Exercise: Please reproduce verbatim the lines below, from the first through the one with "Grid over V/V₀".

Information provided:
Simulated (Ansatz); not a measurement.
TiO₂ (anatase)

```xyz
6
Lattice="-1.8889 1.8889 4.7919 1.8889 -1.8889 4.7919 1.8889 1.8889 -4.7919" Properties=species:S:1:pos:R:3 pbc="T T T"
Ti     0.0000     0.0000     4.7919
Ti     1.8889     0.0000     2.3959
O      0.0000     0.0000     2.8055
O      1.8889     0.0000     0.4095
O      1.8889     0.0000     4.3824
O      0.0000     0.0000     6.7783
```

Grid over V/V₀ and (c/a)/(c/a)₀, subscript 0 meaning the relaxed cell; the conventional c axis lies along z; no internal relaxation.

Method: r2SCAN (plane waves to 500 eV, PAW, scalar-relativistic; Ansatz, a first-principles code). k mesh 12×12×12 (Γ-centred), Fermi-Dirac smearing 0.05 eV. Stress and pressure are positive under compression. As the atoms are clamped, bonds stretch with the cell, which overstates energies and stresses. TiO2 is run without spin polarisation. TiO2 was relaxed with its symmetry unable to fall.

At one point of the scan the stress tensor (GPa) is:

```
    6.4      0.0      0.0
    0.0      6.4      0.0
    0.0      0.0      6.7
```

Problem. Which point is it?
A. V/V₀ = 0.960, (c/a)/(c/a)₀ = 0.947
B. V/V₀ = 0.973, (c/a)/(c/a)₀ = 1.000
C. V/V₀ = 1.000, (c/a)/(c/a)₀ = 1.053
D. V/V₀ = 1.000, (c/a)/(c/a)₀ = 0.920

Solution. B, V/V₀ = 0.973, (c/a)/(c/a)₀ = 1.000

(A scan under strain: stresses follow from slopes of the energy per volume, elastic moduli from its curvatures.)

Written solution:
Simulated (Ansatz); not a measurement.
TiO₂ (anatase)

```xyz
6
Lattice="-1.8889 1.8889 4.7919 1.8889 -1.8889 4.7919 1.8889 1.8889 -4.7919" Properties=species:S:1:pos:R:3 pbc="T T T"
Ti     0.0000     0.0000     4.7919
Ti     1.8889     0.0000     2.3959
O      0.0000     0.0000     2.8055
O      1.8889     0.0000     0.4095
O      1.8889     0.0000     4.3824
O      0.0000     0.0000     6.7783
```

Grid over V/V₀ and (c/a)/(c/a)₀, subscript 0 meaning the relaxed cell; the conventional c axis lies along z; no internal relaxation.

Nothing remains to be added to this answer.